• [Brief]
Reply with the data below, repeated exactly in full.

#### Data for analysis ####
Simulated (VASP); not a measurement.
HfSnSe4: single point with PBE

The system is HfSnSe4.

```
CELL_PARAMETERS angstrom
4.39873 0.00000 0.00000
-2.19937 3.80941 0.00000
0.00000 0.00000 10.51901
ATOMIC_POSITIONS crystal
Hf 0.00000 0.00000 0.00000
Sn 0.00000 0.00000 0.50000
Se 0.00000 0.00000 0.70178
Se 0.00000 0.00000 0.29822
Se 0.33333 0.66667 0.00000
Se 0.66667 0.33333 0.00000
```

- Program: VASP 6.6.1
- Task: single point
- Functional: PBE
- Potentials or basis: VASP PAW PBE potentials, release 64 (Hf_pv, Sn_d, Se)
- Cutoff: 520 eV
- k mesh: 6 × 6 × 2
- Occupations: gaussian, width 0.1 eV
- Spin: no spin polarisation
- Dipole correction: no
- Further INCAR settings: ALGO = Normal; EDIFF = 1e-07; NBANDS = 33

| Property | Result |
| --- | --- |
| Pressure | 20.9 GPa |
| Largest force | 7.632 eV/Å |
####

• [Task solution]
Simulated (VASP); not a measurement.
HfSnSe4: single point with PBE

The system is HfSnSe4.

```
CELL_PARAMETERS angstrom
4.39873 0.00000 0.00000
-2.19937 3.80941 0.00000
0.00000 0.00000 10.51901
ATOMIC_POSITIONS crystal
Hf 0.00000 0.00000 0.00000
Sn 0.00000 0.00000 0.50000
Se 0.00000 0.00000 0.70178
Se 0.00000 0.00000 0.29822
Se 0.33333 0.66667 0.00000
Se 0.66667 0.33333 0.00000
```

- Program: VASP 6.6.1
- Task: single point
- Functional: PBE
- Potentials or basis: VASP PAW PBE potentials, release 64 (Hf_pv, Sn_d, Se)
- Cutoff: 520 eV
- k mesh: 6 × 6 × 2
- Occupations: gaussian, width 0.1 eV
- Spin: no spin polarisation
- Dipole correction: no
- Further INCAR settings: ALGO = Normal; EDIFF = 1e-07; NBANDS = 33

| Property | Result |
| --- | --- |
| Pressure | 20.9 GPa |
| Largest force | 7.632 eV/Å |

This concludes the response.